*Data shown:*
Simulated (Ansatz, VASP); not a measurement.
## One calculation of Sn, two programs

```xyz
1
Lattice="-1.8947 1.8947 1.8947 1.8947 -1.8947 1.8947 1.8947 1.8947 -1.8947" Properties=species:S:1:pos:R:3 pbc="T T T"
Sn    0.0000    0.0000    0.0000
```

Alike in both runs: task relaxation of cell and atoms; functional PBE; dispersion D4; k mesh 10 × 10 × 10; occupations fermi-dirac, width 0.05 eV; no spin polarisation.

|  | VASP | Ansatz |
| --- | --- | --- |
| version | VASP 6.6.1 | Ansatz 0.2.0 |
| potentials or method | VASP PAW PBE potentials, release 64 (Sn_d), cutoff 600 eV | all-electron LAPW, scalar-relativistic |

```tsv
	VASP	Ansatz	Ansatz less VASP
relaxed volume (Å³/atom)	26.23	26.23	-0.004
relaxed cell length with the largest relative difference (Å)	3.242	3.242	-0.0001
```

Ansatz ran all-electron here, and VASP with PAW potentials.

*Work request:* The answer must be a verbatim transcription of the entries above, from the first line through the line that contains "Ansatz 0.2.0 |", and nothing more.

*Exercise solution:*
Simulated (Ansatz, VASP); not a measurement.
## One calculation of Sn, two programs

```xyz
1
Lattice="-1.8947 1.8947 1.8947 1.8947 -1.8947 1.8947 1.8947 1.8947 -1.8947" Properties=species:S:1:pos:R:3 pbc="T T T"
Sn    0.0000    0.0000    0.0000
```

Alike in both runs: task relaxation of cell and atoms; functional PBE; dispersion D4; k mesh 10 × 10 × 10; occupations fermi-dirac, width 0.05 eV; no spin polarisation.

|  | VASP | Ansatz |
| --- | --- | --- |
| version | VASP 6.6.1 | Ansatz 0.2.0 |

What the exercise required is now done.